▸ Exercise
What follows is a set of records, each of which is to be written out exactly.

- Opening Delimiter -

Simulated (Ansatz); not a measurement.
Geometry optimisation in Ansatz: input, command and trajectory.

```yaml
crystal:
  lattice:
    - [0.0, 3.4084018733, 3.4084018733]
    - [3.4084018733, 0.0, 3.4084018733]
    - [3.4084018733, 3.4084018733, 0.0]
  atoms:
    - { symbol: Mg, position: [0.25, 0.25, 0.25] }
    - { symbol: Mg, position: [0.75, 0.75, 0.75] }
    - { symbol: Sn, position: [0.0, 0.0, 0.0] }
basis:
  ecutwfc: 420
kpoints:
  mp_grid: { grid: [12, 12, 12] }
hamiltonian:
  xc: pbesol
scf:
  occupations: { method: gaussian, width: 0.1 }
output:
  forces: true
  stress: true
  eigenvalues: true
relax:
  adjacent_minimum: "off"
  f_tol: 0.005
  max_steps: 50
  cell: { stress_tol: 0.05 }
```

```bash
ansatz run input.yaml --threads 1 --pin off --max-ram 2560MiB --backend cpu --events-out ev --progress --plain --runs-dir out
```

- Closing Delimiter -

▸ Written answer
Simulated (Ansatz); not a measurement.
Geometry optimisation in Ansatz: input, command and trajectory.

```yaml
crystal:
  lattice:
    - [0.0, 3.4084018733, 3.4084018733]
    - [3.4084018733, 0.0, 3.4084018733]
    - [3.4084018733, 3.4084018733, 0.0]
  atoms:
    - { symbol: Mg, position: [0.25, 0.25, 0.25] }
    - { symbol: Mg, position: [0.75, 0.75, 0.75] }
    - { symbol: Sn, position: [0.0, 0.0, 0.0] }
basis:
  ecutwfc: 420
kpoints:
  mp_grid: { grid: [12, 12, 12] }
hamiltonian:
  xc: pbesol
scf:
  occupations: { method: gaussian, width: 0.1 }
output:
  forces: true
  stress: true
  eigenvalues: true
relax:
  adjacent_minimum: "off"
  f_tol: 0.005
  max_steps: 50
  cell: { stress_tol: 0.05 }
```

```bash
ansatz run input.yaml --threads 1 --pin off --max-ram 2560MiB --backend cpu --events-out ev --progress --plain --runs-dir out
```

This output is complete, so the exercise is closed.